***
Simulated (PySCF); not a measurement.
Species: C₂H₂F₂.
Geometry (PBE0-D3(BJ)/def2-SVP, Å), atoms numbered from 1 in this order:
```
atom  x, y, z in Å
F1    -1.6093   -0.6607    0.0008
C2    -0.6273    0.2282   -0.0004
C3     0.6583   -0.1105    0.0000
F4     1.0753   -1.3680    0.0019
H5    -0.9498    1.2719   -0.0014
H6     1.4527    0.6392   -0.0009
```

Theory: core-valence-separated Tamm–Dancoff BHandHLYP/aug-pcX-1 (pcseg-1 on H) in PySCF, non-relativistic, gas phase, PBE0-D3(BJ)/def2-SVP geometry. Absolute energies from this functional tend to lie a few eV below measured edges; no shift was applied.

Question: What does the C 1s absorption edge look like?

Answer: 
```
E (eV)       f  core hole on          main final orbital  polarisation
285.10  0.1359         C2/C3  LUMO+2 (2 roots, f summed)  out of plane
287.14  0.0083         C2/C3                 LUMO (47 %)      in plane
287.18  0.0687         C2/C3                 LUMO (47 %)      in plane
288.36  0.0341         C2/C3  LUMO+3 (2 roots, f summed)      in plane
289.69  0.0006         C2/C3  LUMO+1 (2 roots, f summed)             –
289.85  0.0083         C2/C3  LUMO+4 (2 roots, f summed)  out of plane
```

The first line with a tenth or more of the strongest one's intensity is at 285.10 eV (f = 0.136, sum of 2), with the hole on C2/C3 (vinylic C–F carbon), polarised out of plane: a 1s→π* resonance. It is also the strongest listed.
***

ACTION ITEM - Repeat, exactly and in full, the records shown above.

REPLY -
Simulated (PySCF); not a measurement.
Species: C₂H₂F₂.
Geometry (PBE0-D3(BJ)/def2-SVP, Å), atoms numbered from 1 in this order:
```
atom  x, y, z in Å
F1    -1.6093   -0.6607    0.0008
C2    -0.6273    0.2282   -0.0004
C3     0.6583   -0.1105    0.0000
F4     1.0753   -1.3680    0.0019
H5    -0.9498    1.2719   -0.0014
H6     1.4527    0.6392   -0.0009
```

Theory: core-valence-separated Tamm–Dancoff BHandHLYP/aug-pcX-1 (pcseg-1 on H) in PySCF, non-relativistic, gas phase, PBE0-D3(BJ)/def2-SVP geometry. Absolute energies from this functional tend to lie a few eV below measured edges; no shift was applied.

Question: What does the C 1s absorption edge look like?

Answer: 
```
E (eV)       f  core hole on          main final orbital  polarisation
285.10  0.1359         C2/C3  LUMO+2 (2 roots, f summed)  out of plane
287.14  0.0083         C2/C3                 LUMO (47 %)      in plane
287.18  0.0687         C2/C3                 LUMO (47 %)      in plane
288.36  0.0341         C2/C3  LUMO+3 (2 roots, f summed)      in plane
289.69  0.0006         C2/C3  LUMO+1 (2 roots, f summed)             –
289.85  0.0083         C2/C3  LUMO+4 (2 roots, f summed)  out of plane
```

The first line with a tenth or more of the strongest one's intensity is at 285.10 eV (f = 0.136, sum of 2), with the hole on C2/C3 (vinylic C–F carbon), polarised out of plane: a 1s→π* resonance. It is also the strongest listed.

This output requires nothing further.